▶ TASK ITEM: Below are lines of data, and only some are wanted. Please repeat exactly those from the line that has "The run is started by" through the line that has "Q: Estimate the wall time of this run.".

* * * * *

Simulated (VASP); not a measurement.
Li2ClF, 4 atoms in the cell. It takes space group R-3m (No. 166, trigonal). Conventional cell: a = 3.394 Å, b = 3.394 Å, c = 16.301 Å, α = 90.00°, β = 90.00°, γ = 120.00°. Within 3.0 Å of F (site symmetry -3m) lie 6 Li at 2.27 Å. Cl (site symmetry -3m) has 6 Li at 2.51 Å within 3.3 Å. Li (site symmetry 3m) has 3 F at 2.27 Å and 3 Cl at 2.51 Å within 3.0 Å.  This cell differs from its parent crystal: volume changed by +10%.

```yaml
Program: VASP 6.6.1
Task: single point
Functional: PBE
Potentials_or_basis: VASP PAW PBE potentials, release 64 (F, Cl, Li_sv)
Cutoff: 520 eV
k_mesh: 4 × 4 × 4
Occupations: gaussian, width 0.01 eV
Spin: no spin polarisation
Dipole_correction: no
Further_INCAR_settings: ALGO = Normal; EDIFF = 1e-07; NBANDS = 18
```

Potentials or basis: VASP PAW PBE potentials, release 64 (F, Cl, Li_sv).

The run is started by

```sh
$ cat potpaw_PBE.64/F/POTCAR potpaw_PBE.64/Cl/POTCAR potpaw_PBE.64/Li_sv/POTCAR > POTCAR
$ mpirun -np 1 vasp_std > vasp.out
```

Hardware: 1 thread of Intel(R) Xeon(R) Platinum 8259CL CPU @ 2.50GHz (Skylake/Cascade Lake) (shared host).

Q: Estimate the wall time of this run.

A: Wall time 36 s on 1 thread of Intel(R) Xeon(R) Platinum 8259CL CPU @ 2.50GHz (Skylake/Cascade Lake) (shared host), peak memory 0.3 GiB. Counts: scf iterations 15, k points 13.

* * * * *

▶ TASK RESPONSE:
The run is started by

```sh
$ cat potpaw_PBE.64/F/POTCAR potpaw_PBE.64/Cl/POTCAR potpaw_PBE.64/Li_sv/POTCAR > POTCAR
$ mpirun -np 1 vasp_std > vasp.out
```

Hardware: 1 thread of Intel(R) Xeon(R) Platinum 8259CL CPU @ 2.50GHz (Skylake/Cascade Lake) (shared host).

Q: Estimate the wall time of this run.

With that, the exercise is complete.